**Task item**
Please set down each line of the data again, unchanged.

**Extracted records**
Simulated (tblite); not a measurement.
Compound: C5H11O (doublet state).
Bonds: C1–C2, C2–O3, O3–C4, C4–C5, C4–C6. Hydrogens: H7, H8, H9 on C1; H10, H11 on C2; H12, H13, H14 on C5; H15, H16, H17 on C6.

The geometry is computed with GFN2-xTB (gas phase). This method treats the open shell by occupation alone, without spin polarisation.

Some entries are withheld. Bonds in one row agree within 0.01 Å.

**Worked solution**
Simulated (tblite); not a measurement.
Compound: C5H11O (doublet state).
Bonds: C1–C2, C2–O3, O3–C4, C4–C5, C4–C6. Hydrogens: H7, H8, H9 on C1; H10, H11 on C2; H12, H13, H14 on C5; H15, H16, H17 on C6.

The geometry is computed with GFN2-xTB (gas phase). This method treats the open shell by occupation alone, without spin polarisation.

Some entries are withheld. Bonds in one row agree within 0.01 Å.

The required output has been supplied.